** LISTED ENTRIES **
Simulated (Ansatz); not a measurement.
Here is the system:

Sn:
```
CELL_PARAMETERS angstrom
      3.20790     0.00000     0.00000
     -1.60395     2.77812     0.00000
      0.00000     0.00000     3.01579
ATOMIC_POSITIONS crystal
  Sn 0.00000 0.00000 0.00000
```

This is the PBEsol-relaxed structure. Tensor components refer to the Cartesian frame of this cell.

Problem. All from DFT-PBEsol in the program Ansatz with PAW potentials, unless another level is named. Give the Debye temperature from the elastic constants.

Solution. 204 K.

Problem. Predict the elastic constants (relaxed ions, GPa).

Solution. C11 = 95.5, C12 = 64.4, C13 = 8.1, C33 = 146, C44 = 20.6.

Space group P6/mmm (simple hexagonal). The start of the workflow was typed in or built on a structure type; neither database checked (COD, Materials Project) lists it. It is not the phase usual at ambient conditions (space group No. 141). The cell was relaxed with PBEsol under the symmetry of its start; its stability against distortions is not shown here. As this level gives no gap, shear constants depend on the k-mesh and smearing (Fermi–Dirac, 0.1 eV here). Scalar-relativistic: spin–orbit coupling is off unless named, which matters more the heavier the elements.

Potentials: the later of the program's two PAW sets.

** WORK ORDER **
Of all the entries above, retype exactly the lines from the line with "Solution. C11 = 95.5, C12" to the line with "Space group P6/mmm", both included, and no others.

** RESPONSE AREA **
Solution. C11 = 95.5, C12 = 64.4, C13 = 8.1, C33 = 146, C44 = 20.6.

Space group P6/mmm (simple hexagonal). The start of the workflow was typed in or built on a structure type; neither database checked (COD, Materials Project) lists it. It is not the phase usual at ambient conditions (space group No. 141). The cell was relaxed with PBEsol under the symmetry of its start; its stability against distortions is not shown here. As this level gives no gap, shear constants depend on the k-mesh and smearing (Fermi–Dirac, 0.1 eV here). Scalar-relativistic: spin–orbit coupling is off unless named, which matters more the heavier the elements.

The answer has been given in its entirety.